→ TASK ITEM
Nothing after the line containing "Answer: gap on" belongs in the answer; write out exactly every line from the start of the material up to it, including it.

→ MATERIAL PROVIDED
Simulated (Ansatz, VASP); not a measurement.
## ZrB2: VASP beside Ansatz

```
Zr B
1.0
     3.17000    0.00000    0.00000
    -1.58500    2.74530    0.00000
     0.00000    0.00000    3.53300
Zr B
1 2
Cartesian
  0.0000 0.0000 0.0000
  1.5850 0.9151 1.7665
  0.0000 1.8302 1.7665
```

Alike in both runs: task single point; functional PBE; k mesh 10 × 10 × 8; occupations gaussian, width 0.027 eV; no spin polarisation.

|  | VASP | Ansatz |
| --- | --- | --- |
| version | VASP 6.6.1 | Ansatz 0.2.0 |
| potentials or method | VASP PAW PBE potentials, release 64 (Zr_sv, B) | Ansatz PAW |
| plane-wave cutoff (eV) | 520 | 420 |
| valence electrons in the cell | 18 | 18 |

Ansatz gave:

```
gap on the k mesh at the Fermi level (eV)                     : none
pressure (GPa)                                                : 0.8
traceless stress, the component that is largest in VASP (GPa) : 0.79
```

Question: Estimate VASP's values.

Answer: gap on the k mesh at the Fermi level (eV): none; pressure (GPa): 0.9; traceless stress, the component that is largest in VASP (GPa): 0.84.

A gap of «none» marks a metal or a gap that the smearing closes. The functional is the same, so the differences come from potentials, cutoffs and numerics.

→ RESPONSE BOX
Simulated (Ansatz, VASP); not a measurement.
## ZrB2: VASP beside Ansatz

```
Zr B
1.0
     3.17000    0.00000    0.00000
    -1.58500    2.74530    0.00000
     0.00000    0.00000    3.53300
Zr B
1 2
Cartesian
  0.0000 0.0000 0.0000
  1.5850 0.9151 1.7665
  0.0000 1.8302 1.7665
```

Alike in both runs: task single point; functional PBE; k mesh 10 × 10 × 8; occupations gaussian, width 0.027 eV; no spin polarisation.

|  | VASP | Ansatz |
| --- | --- | --- |
| version | VASP 6.6.1 | Ansatz 0.2.0 |
| potentials or method | VASP PAW PBE potentials, release 64 (Zr_sv, B) | Ansatz PAW |
| plane-wave cutoff (eV) | 520 | 420 |
| valence electrons in the cell | 18 | 18 |

Ansatz gave:

```
gap on the k mesh at the Fermi level (eV)                     : none
pressure (GPa)                                                : 0.8
traceless stress, the component that is largest in VASP (GPa) : 0.79
```

Question: Estimate VASP's values.

Answer: gap on the k mesh at the Fermi level (eV): none; pressure (GPa): 0.9; traceless stress, the component that is largest in VASP (GPa): 0.84.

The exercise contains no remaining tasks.